*** Information provided

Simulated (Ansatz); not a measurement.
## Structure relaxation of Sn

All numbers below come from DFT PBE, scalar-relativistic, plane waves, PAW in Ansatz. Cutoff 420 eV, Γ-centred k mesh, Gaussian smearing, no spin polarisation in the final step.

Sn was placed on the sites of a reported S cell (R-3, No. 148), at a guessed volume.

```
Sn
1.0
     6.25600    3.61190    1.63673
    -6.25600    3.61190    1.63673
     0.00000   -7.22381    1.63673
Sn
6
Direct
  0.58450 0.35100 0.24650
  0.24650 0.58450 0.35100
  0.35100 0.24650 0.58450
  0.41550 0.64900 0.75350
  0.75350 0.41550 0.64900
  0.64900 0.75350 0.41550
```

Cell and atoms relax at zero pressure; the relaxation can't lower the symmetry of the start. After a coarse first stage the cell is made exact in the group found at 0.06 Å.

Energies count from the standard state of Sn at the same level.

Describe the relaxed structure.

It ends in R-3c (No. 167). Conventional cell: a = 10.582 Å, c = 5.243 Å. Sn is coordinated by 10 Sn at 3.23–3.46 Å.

******

Assigned task:
Taking no liberties, give the material above again in full.

Task response:
Simulated (Ansatz); not a measurement.
## Structure relaxation of Sn

All numbers below come from DFT PBE, scalar-relativistic, plane waves, PAW in Ansatz. Cutoff 420 eV, Γ-centred k mesh, Gaussian smearing, no spin polarisation in the final step.

Sn was placed on the sites of a reported S cell (R-3, No. 148), at a guessed volume.

```
Sn
1.0
     6.25600    3.61190    1.63673
    -6.25600    3.61190    1.63673
     0.00000   -7.22381    1.63673
Sn
6
Direct
  0.58450 0.35100 0.24650
  0.24650 0.58450 0.35100
  0.35100 0.24650 0.58450
  0.41550 0.64900 0.75350
  0.75350 0.41550 0.64900
  0.64900 0.75350 0.41550
```

Cell and atoms relax at zero pressure; the relaxation can't lower the symmetry of the start. After a coarse first stage the cell is made exact in the group found at 0.06 Å.

Energies count from the standard state of Sn at the same level.

Describe the relaxed structure.

It ends in R-3c (No. 167). Conventional cell: a = 10.582 Å, c = 5.243 Å. Sn is coordinated by 10 Sn at 3.23–3.46 Å.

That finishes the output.